--- Extracted records Enclosed Below ---

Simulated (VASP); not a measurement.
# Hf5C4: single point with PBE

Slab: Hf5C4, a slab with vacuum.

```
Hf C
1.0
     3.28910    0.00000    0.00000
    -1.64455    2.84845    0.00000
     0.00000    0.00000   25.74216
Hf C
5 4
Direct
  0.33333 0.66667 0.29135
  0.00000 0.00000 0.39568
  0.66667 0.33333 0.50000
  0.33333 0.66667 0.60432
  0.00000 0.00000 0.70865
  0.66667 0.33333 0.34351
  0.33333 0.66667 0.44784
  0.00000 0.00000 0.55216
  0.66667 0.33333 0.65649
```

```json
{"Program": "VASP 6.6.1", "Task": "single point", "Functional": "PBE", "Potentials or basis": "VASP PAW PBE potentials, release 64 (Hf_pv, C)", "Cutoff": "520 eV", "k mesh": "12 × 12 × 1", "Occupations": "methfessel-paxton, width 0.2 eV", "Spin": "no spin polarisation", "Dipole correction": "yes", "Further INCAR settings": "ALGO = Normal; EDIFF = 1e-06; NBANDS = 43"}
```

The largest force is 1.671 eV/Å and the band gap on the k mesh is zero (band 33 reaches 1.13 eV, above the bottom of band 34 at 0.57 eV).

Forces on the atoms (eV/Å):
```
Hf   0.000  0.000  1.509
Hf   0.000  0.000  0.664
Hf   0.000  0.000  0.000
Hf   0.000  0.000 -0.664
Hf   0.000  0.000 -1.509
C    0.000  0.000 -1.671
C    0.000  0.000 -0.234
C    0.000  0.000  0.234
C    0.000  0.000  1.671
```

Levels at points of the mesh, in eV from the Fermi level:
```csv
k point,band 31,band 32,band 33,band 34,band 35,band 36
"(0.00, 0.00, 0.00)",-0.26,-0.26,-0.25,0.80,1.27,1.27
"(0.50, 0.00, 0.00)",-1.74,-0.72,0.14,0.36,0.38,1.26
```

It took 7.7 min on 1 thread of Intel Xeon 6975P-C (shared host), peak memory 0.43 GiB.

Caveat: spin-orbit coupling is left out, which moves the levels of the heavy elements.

--- End of Enclosed Extracted records ---

From the opening line of the data above, please print each line as written up to and including the line that contains "It took 7.7", and nothing more.

Problem solution
Simulated (VASP); not a measurement.
# Hf5C4: single point with PBE

Slab: Hf5C4, a slab with vacuum.

```
Hf C
1.0
     3.28910    0.00000    0.00000
    -1.64455    2.84845    0.00000
     0.00000    0.00000   25.74216
Hf C
5 4
Direct
  0.33333 0.66667 0.29135
  0.00000 0.00000 0.39568
  0.66667 0.33333 0.50000
  0.33333 0.66667 0.60432
  0.00000 0.00000 0.70865
  0.66667 0.33333 0.34351
  0.33333 0.66667 0.44784
  0.00000 0.00000 0.55216
  0.66667 0.33333 0.65649
```

```json
{"Program": "VASP 6.6.1", "Task": "single point", "Functional": "PBE", "Potentials or basis": "VASP PAW PBE potentials, release 64 (Hf_pv, C)", "Cutoff": "520 eV", "k mesh": "12 × 12 × 1", "Occupations": "methfessel-paxton, width 0.2 eV", "Spin": "no spin polarisation", "Dipole correction": "yes", "Further INCAR settings": "ALGO = Normal; EDIFF = 1e-06; NBANDS = 43"}
```

The largest force is 1.671 eV/Å and the band gap on the k mesh is zero (band 33 reaches 1.13 eV, above the bottom of band 34 at 0.57 eV).

Forces on the atoms (eV/Å):
```
Hf   0.000  0.000  1.509
Hf   0.000  0.000  0.664
Hf   0.000  0.000  0.000
Hf   0.000  0.000 -0.664
Hf   0.000  0.000 -1.509
C    0.000  0.000 -1.671
C    0.000  0.000 -0.234
C    0.000  0.000  0.234
C    0.000  0.000  1.671
```

Levels at points of the mesh, in eV from the Fermi level:
```csv
k point,band 31,band 32,band 33,band 34,band 35,band 36
"(0.00, 0.00, 0.00)",-0.26,-0.26,-0.25,0.80,1.27,1.27
"(0.50, 0.00, 0.00)",-1.74,-0.72,0.14,0.36,0.38,1.26
```

It took 7.7 min on 1 thread of Intel Xeon 6975P-C (shared host), peak memory 0.43 GiB.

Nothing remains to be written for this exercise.